→ **Brief**:
Repeat the listing in full. Nothing may be added or left out.

→ **Information shown**:
····················
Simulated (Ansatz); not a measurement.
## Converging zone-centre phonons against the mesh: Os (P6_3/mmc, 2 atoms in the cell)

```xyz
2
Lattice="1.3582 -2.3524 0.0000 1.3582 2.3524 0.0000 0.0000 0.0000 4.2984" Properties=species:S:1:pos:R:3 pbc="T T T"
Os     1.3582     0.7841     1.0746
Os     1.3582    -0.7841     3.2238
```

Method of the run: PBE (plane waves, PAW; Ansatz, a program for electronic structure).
····················

→ **Task result**:
Simulated (Ansatz); not a measurement.
## Converging zone-centre phonons against the mesh: Os (P6_3/mmc, 2 atoms in the cell)

```xyz
2
Lattice="1.3582 -2.3524 0.0000 1.3582 2.3524 0.0000 0.0000 0.0000 4.2984" Properties=species:S:1:pos:R:3 pbc="T T T"
Os     1.3582     0.7841     1.0746
Os     1.3582    -0.7841     3.2238
```

Method of the run: PBE (plane waves, PAW; Ansatz, a program for electronic structure).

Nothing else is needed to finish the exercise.